Brief
Copy the listing below line for line, from its opening line to the one with "cell | 40 | 40 |", both included; stop there.

Information supplied
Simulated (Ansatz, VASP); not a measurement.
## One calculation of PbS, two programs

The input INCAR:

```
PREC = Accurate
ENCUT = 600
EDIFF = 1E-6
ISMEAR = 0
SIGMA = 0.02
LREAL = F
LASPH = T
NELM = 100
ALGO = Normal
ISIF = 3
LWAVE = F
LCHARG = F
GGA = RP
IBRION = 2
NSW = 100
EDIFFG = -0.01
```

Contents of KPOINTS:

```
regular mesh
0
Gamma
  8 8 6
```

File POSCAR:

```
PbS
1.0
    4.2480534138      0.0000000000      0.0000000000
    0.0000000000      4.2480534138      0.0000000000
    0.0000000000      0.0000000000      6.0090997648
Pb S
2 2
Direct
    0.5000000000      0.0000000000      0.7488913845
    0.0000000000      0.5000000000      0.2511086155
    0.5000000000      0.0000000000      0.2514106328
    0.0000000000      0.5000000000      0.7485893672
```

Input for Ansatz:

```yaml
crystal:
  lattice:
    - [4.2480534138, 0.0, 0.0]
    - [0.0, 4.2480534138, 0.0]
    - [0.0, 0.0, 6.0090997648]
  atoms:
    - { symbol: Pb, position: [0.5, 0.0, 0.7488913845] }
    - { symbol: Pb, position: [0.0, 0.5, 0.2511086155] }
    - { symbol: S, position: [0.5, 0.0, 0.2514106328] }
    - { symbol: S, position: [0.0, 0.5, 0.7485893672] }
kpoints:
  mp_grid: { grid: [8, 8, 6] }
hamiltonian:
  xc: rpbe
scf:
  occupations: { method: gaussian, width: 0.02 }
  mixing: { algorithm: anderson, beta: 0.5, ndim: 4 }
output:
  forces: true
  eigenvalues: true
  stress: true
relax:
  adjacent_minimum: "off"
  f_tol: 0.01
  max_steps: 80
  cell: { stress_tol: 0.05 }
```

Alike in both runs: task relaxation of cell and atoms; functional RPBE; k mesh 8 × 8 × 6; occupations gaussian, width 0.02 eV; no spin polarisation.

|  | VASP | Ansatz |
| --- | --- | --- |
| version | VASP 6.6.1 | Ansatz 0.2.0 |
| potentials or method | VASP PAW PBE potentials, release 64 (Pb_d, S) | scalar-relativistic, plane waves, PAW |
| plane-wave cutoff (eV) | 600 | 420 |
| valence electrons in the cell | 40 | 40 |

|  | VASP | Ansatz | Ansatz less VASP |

Task result
Simulated (Ansatz, VASP); not a measurement.
## One calculation of PbS, two programs

The input INCAR:

```
PREC = Accurate
ENCUT = 600
EDIFF = 1E-6
ISMEAR = 0
SIGMA = 0.02
LREAL = F
LASPH = T
NELM = 100
ALGO = Normal
ISIF = 3
LWAVE = F
LCHARG = F
GGA = RP
IBRION = 2
NSW = 100
EDIFFG = -0.01
```

Contents of KPOINTS:

```
regular mesh
0
Gamma
  8 8 6
```

File POSCAR:

```
PbS
1.0
    4.2480534138      0.0000000000      0.0000000000
    0.0000000000      4.2480534138      0.0000000000
    0.0000000000      0.0000000000      6.0090997648
Pb S
2 2
Direct
    0.5000000000      0.0000000000      0.7488913845
    0.0000000000      0.5000000000      0.2511086155
    0.5000000000      0.0000000000      0.2514106328
    0.0000000000      0.5000000000      0.7485893672
```

Input for Ansatz:

```yaml
crystal:
  lattice:
    - [4.2480534138, 0.0, 0.0]
    - [0.0, 4.2480534138, 0.0]
    - [0.0, 0.0, 6.0090997648]
  atoms:
    - { symbol: Pb, position: [0.5, 0.0, 0.7488913845] }
    - { symbol: Pb, position: [0.0, 0.5, 0.2511086155] }
    - { symbol: S, position: [0.5, 0.0, 0.2514106328] }
    - { symbol: S, position: [0.0, 0.5, 0.7485893672] }
kpoints:
  mp_grid: { grid: [8, 8, 6] }
hamiltonian:
  xc: rpbe
scf:
  occupations: { method: gaussian, width: 0.02 }
  mixing: { algorithm: anderson, beta: 0.5, ndim: 4 }
output:
  forces: true
  eigenvalues: true
  stress: true
relax:
  adjacent_minimum: "off"
  f_tol: 0.01
  max_steps: 80
  cell: { stress_tol: 0.05 }
```

Alike in both runs: task relaxation of cell and atoms; functional RPBE; k mesh 8 × 8 × 6; occupations gaussian, width 0.02 eV; no spin polarisation.

|  | VASP | Ansatz |
| --- | --- | --- |
| version | VASP 6.6.1 | Ansatz 0.2.0 |
| potentials or method | VASP PAW PBE potentials, release 64 (Pb_d, S) | scalar-relativistic, plane waves, PAW |
| plane-wave cutoff (eV) | 600 | 420 |
| valence electrons in the cell | 40 | 40 |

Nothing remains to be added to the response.